# Work item:
Please write out word for word the opening lines of the material, including the line with "## Step 2: Single point, PBE" as the last.

*** Block opens ***
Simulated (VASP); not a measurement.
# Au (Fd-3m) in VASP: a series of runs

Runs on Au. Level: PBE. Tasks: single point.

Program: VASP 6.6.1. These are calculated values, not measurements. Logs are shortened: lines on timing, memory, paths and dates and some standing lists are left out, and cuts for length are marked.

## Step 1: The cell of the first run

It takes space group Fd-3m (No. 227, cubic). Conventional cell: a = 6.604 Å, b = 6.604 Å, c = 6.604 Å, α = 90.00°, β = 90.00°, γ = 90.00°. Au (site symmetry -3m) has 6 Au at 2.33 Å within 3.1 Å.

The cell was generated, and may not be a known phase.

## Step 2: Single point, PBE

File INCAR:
*** Block closes ***

# Response area:
Simulated (VASP); not a measurement.
# Au (Fd-3m) in VASP: a series of runs

Runs on Au. Level: PBE. Tasks: single point.

Program: VASP 6.6.1. These are calculated values, not measurements. Logs are shortened: lines on timing, memory, paths and dates and some standing lists are left out, and cuts for length are marked.

## Step 1: The cell of the first run

It takes space group Fd-3m (No. 227, cubic). Conventional cell: a = 6.604 Å, b = 6.604 Å, c = 6.604 Å, α = 90.00°, β = 90.00°, γ = 90.00°. Au (site symmetry -3m) has 6 Au at 2.33 Å within 3.1 Å.

The cell was generated, and may not be a known phase.

## Step 2: Single point, PBE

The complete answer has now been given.